Assignment
Please restate the material below word for word, from the first line through the one that contains "4.691 | 58.0 |", inclusive.

Source material
::::

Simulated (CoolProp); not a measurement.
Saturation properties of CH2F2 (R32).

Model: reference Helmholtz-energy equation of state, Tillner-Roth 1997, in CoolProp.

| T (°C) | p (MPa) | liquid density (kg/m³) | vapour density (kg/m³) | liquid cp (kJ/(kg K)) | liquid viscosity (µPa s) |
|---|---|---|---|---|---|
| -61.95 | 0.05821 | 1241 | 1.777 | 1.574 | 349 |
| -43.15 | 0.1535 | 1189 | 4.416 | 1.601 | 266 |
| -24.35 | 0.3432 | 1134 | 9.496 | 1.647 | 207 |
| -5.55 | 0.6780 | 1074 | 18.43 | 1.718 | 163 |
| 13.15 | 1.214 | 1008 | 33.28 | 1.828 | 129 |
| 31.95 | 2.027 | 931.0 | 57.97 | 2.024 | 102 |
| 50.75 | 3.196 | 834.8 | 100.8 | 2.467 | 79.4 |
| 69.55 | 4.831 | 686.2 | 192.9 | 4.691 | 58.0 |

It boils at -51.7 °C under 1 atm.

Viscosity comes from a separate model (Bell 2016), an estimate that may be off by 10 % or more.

::::

Response
Simulated (CoolProp); not a measurement.
Saturation properties of CH2F2 (R32).

Model: reference Helmholtz-energy equation of state, Tillner-Roth 1997, in CoolProp.

| T (°C) | p (MPa) | liquid density (kg/m³) | vapour density (kg/m³) | liquid cp (kJ/(kg K)) | liquid viscosity (µPa s) |
|---|---|---|---|---|---|
| -61.95 | 0.05821 | 1241 | 1.777 | 1.574 | 349 |
| -43.15 | 0.1535 | 1189 | 4.416 | 1.601 | 266 |
| -24.35 | 0.3432 | 1134 | 9.496 | 1.647 | 207 |
| -5.55 | 0.6780 | 1074 | 18.43 | 1.718 | 163 |
| 13.15 | 1.214 | 1008 | 33.28 | 1.828 | 129 |
| 31.95 | 2.027 | 931.0 | 57.97 | 2.024 | 102 |
| 50.75 | 3.196 | 834.8 | 100.8 | 2.467 | 79.4 |
| 69.55 | 4.831 | 686.2 | 192.9 | 4.691 | 58.0 |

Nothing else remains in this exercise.